▸ SUPPLIED MATERIAL:
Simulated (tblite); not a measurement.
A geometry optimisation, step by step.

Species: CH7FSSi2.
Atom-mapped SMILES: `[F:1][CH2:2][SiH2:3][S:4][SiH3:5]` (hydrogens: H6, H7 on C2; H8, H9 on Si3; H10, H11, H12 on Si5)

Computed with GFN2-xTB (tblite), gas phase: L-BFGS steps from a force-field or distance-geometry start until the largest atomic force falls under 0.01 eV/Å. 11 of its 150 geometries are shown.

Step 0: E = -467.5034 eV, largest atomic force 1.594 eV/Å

▸ ASSIGNED TASK:
Every entry is to be printed exactly as given.

▸ RESULT:
Simulated (tblite); not a measurement.
A geometry optimisation, step by step.

Species: CH7FSSi2.
Atom-mapped SMILES: `[F:1][CH2:2][SiH2:3][S:4][SiH3:5]` (hydrogens: H6, H7 on C2; H8, H9 on Si3; H10, H11, H12 on Si5)

Computed with GFN2-xTB (tblite), gas phase: L-BFGS steps from a force-field or distance-geometry start until the largest atomic force falls under 0.01 eV/Å. 11 of its 150 geometries are shown.

Step 0: E = -467.5034 eV, largest atomic force 1.594 eV/Å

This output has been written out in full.